= = =

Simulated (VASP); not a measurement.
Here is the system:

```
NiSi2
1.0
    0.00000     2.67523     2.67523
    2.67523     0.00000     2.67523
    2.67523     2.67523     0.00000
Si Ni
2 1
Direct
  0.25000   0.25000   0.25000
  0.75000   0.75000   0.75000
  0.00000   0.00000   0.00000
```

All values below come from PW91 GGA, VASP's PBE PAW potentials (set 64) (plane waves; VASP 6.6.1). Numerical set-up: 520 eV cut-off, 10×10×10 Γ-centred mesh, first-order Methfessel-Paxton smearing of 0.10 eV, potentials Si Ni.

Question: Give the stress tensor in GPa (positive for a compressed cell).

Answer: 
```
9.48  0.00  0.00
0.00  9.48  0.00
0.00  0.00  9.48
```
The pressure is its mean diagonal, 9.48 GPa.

= = =

## [REQUIREMENT]
From the records above, quote only the lines running from the line with "All values below" to the line with "Question: Give the", both lines included.

## [TASK RESPONSE]
All values below come from PW91 GGA, VASP's PBE PAW potentials (set 64) (plane waves; VASP 6.6.1). Numerical set-up: 520 eV cut-off, 10×10×10 Γ-centred mesh, first-order Methfessel-Paxton smearing of 0.10 eV, potentials Si Ni.

Question: Give the stress tensor in GPa (positive for a compressed cell).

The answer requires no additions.